Brief – Quote exactly, and only, the lines of the material below from the line with "zero start |" through the line with "Problem. Estimate the wall time of this run.".

Start of Entries provided
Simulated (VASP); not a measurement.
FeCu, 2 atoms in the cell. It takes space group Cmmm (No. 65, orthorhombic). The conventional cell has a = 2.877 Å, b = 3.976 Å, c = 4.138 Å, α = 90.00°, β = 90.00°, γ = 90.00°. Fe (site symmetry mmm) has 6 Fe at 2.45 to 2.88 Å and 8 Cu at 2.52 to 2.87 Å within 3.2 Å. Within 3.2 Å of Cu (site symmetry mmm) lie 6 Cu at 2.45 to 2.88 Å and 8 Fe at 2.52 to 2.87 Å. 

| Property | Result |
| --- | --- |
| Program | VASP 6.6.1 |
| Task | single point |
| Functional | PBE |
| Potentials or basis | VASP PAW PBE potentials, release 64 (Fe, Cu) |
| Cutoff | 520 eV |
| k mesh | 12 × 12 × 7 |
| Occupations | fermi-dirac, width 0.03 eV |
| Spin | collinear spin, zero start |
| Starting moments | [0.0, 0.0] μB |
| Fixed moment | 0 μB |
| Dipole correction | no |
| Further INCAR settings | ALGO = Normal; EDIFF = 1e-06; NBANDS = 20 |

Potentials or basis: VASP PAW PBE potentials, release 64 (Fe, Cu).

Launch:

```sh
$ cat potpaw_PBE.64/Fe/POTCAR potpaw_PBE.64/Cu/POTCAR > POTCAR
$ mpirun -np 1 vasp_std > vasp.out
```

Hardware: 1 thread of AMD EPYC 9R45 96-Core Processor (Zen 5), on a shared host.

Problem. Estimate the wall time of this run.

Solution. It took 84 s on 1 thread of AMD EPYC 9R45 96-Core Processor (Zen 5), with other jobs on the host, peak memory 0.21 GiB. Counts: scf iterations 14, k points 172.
End of Entries provided

Task solution –
| Spin | collinear spin, zero start |
| Starting moments | [0.0, 0.0] μB |
| Fixed moment | 0 μB |
| Dipole correction | no |
| Further INCAR settings | ALGO = Normal; EDIFF = 1e-06; NBANDS = 20 |

Potentials or basis: VASP PAW PBE potentials, release 64 (Fe, Cu).

Launch:

```sh
$ cat potpaw_PBE.64/Fe/POTCAR potpaw_PBE.64/Cu/POTCAR > POTCAR
$ mpirun -np 1 vasp_std > vasp.out
```

Hardware: 1 thread of AMD EPYC 9R45 96-Core Processor (Zen 5), on a shared host.

Problem. Estimate the wall time of this run.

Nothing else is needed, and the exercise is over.